> Task item: When transcribing the entries, keep each one exactly as it is.

--

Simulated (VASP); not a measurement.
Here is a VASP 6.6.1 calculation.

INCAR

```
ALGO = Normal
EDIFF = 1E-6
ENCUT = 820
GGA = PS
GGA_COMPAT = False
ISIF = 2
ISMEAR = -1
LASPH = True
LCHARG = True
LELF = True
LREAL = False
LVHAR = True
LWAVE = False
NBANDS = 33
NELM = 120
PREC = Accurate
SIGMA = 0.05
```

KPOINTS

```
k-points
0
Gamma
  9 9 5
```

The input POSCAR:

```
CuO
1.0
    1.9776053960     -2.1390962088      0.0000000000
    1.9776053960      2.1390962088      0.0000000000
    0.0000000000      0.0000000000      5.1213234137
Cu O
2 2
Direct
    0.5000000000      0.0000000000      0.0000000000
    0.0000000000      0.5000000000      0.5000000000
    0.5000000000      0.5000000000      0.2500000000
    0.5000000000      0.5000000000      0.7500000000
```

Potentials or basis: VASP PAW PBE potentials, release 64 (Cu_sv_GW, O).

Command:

--

> Written answer:
Simulated (VASP); not a measurement.
Here is a VASP 6.6.1 calculation.

INCAR

```
ALGO = Normal
EDIFF = 1E-6
ENCUT = 820
GGA = PS
GGA_COMPAT = False
ISIF = 2
ISMEAR = -1
LASPH = True
LCHARG = True
LELF = True
LREAL = False
LVHAR = True
LWAVE = False
NBANDS = 33
NELM = 120
PREC = Accurate
SIGMA = 0.05
```

KPOINTS

```
k-points
0
Gamma
  9 9 5
```

The input POSCAR:

```
CuO
1.0
    1.9776053960     -2.1390962088      0.0000000000
    1.9776053960      2.1390962088      0.0000000000
    0.0000000000      0.0000000000      5.1213234137
Cu O
2 2
Direct
    0.5000000000      0.0000000000      0.0000000000
    0.0000000000      0.5000000000      0.5000000000
    0.5000000000      0.5000000000      0.2500000000
    0.5000000000      0.5000000000      0.7500000000
```

Potentials or basis: VASP PAW PBE potentials, release 64 (Cu_sv_GW, O).

Command:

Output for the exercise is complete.